#### Stored data:
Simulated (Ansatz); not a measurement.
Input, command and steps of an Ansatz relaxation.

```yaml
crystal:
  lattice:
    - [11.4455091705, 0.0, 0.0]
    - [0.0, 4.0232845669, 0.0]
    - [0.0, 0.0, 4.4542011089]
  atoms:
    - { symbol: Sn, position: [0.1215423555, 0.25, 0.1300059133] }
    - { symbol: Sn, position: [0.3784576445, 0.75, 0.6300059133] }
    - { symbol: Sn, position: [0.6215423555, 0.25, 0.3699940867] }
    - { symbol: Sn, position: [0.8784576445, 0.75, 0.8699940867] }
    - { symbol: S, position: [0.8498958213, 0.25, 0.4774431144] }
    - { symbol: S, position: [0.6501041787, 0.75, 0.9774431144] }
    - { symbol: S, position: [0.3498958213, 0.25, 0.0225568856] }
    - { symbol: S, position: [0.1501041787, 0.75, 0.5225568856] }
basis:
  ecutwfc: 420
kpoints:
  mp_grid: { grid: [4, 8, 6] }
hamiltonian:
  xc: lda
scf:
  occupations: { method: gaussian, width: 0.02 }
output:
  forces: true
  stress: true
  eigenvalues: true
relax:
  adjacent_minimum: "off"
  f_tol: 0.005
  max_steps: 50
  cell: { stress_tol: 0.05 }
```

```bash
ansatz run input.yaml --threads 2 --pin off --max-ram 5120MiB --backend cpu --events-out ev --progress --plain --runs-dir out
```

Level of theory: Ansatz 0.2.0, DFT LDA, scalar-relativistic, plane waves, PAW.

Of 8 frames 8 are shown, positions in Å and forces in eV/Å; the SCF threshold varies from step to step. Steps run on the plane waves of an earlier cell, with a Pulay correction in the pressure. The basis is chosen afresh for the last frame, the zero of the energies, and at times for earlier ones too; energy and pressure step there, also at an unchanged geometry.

#### Brief:
Output the listing above word for word, from the opening line through the line that contains "Level of theory: Ansatz", and leave out everything after it.

#### Task answer:
Simulated (Ansatz); not a measurement.
Input, command and steps of an Ansatz relaxation.

```yaml
crystal:
  lattice:
    - [11.4455091705, 0.0, 0.0]
    - [0.0, 4.0232845669, 0.0]
    - [0.0, 0.0, 4.4542011089]
  atoms:
    - { symbol: Sn, position: [0.1215423555, 0.25, 0.1300059133] }
    - { symbol: Sn, position: [0.3784576445, 0.75, 0.6300059133] }
    - { symbol: Sn, position: [0.6215423555, 0.25, 0.3699940867] }
    - { symbol: Sn, position: [0.8784576445, 0.75, 0.8699940867] }
    - { symbol: S, position: [0.8498958213, 0.25, 0.4774431144] }
    - { symbol: S, position: [0.6501041787, 0.75, 0.9774431144] }
    - { symbol: S, position: [0.3498958213, 0.25, 0.0225568856] }
    - { symbol: S, position: [0.1501041787, 0.75, 0.5225568856] }
basis:
  ecutwfc: 420
kpoints:
  mp_grid: { grid: [4, 8, 6] }
hamiltonian:
  xc: lda
scf:
  occupations: { method: gaussian, width: 0.02 }
output:
  forces: true
  stress: true
  eigenvalues: true
relax:
  adjacent_minimum: "off"
  f_tol: 0.005
  max_steps: 50
  cell: { stress_tol: 0.05 }
```

```bash
ansatz run input.yaml --threads 2 --pin off --max-ram 5120MiB --backend cpu --events-out ev --progress --plain --runs-dir out
```

Level of theory: Ansatz 0.2.0, DFT LDA, scalar-relativistic, plane waves, PAW.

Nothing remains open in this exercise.